Your answer must hold only the lines below from the line containing "Harmonic wavenumbers (cm⁻¹)" through the line containing "Q: What does", each reproduced exactly.

※ ※ ※
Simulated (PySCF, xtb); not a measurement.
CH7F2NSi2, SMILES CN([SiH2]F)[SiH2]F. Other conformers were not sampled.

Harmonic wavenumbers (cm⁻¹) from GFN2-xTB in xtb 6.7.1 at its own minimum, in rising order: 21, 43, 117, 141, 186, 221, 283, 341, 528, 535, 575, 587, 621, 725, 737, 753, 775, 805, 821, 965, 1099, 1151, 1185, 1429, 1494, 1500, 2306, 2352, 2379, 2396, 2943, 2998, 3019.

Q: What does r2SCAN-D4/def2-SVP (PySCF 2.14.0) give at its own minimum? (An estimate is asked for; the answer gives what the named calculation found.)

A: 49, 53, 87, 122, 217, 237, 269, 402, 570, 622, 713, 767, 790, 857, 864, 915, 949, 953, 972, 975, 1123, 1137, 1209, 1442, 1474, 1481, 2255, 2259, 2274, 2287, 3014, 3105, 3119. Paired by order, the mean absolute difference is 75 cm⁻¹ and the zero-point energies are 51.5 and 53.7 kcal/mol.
※ ※ ※

→ **WRITTEN RESPONSE**
Harmonic wavenumbers (cm⁻¹) from GFN2-xTB in xtb 6.7.1 at its own minimum, in rising order: 21, 43, 117, 141, 186, 221, 283, 341, 528, 535, 575, 587, 621, 725, 737, 753, 775, 805, 821, 965, 1099, 1151, 1185, 1429, 1494, 1500, 2306, 2352, 2379, 2396, 2943, 2998, 3019.

Q: What does r2SCAN-D4/def2-SVP (PySCF 2.14.0) give at its own minimum? (An estimate is asked for; the answer gives what the named calculation found.)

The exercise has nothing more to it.